» Requirement
Retype each entry. Leave nothing out.

*** Data to examine Section Begins ***
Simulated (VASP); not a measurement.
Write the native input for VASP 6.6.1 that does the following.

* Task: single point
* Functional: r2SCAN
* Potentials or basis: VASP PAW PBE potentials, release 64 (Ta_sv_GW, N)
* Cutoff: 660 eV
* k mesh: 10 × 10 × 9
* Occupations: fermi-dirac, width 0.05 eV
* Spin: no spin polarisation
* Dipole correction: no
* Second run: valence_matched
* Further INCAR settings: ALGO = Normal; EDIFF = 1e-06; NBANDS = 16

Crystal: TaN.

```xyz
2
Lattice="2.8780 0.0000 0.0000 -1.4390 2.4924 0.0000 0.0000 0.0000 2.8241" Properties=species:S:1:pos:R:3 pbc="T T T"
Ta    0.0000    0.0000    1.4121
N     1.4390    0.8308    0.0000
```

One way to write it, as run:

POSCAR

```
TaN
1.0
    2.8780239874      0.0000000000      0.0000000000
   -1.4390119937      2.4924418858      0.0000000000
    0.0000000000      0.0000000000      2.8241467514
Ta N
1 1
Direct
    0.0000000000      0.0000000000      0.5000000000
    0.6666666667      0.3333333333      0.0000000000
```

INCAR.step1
*** Data to examine Section Ends ***

» Response area
Simulated (VASP); not a measurement.
Write the native input for VASP 6.6.1 that does the following.

* Task: single point
* Functional: r2SCAN
* Potentials or basis: VASP PAW PBE potentials, release 64 (Ta_sv_GW, N)
* Cutoff: 660 eV
* k mesh: 10 × 10 × 9
* Occupations: fermi-dirac, width 0.05 eV
* Spin: no spin polarisation
* Dipole correction: no
* Second run: valence_matched
* Further INCAR settings: ALGO = Normal; EDIFF = 1e-06; NBANDS = 16

Crystal: TaN.

```xyz
2
Lattice="2.8780 0.0000 0.0000 -1.4390 2.4924 0.0000 0.0000 0.0000 2.8241" Properties=species:S:1:pos:R:3 pbc="T T T"
Ta    0.0000    0.0000    1.4121
N     1.4390    0.8308    0.0000
```

One way to write it, as run:

POSCAR

```
TaN
1.0
    2.8780239874      0.0000000000      0.0000000000
   -1.4390119937      2.4924418858      0.0000000000
    0.0000000000      0.0000000000      2.8241467514
Ta N
1 1
Direct
    0.0000000000      0.0000000000      0.5000000000
    0.6666666667      0.3333333333      0.0000000000
```

INCAR.step1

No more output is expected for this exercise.